Excerpted data:
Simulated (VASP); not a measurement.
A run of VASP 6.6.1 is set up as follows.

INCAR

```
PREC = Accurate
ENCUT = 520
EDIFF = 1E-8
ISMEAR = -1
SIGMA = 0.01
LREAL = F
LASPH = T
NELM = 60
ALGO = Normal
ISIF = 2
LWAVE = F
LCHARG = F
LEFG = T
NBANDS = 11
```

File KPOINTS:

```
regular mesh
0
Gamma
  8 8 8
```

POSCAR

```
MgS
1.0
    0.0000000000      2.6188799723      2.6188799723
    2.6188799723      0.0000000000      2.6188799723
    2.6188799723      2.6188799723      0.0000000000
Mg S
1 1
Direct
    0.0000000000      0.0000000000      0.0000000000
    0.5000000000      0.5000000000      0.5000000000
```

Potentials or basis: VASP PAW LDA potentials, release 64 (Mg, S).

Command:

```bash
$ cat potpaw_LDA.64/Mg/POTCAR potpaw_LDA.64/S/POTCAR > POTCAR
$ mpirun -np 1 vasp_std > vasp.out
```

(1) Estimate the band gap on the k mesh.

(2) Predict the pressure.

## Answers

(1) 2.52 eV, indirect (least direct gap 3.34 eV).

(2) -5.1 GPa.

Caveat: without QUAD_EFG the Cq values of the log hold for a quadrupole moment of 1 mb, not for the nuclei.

Task item:
Retype the listing from its first line onward, stopping after the line that contains "(2) -5.1 GPa." has been retyped in full.

Your solution:
Simulated (VASP); not a measurement.
A run of VASP 6.6.1 is set up as follows.

INCAR

```
PREC = Accurate
ENCUT = 520
EDIFF = 1E-8
ISMEAR = -1
SIGMA = 0.01
LREAL = F
LASPH = T
NELM = 60
ALGO = Normal
ISIF = 2
LWAVE = F
LCHARG = F
LEFG = T
NBANDS = 11
```

File KPOINTS:

```
regular mesh
0
Gamma
  8 8 8
```

POSCAR

```
MgS
1.0
    0.0000000000      2.6188799723      2.6188799723
    2.6188799723      0.0000000000      2.6188799723
    2.6188799723      2.6188799723      0.0000000000
Mg S
1 1
Direct
    0.0000000000      0.0000000000      0.0000000000
    0.5000000000      0.5000000000      0.5000000000
```

Potentials or basis: VASP PAW LDA potentials, release 64 (Mg, S).

Command:

```bash
$ cat potpaw_LDA.64/Mg/POTCAR potpaw_LDA.64/S/POTCAR > POTCAR
$ mpirun -np 1 vasp_std > vasp.out
```

(1) Estimate the band gap on the k mesh.

(2) Predict the pressure.

## Answers

(1) 2.52 eV, indirect (least direct gap 3.34 eV).

(2) -5.1 GPa.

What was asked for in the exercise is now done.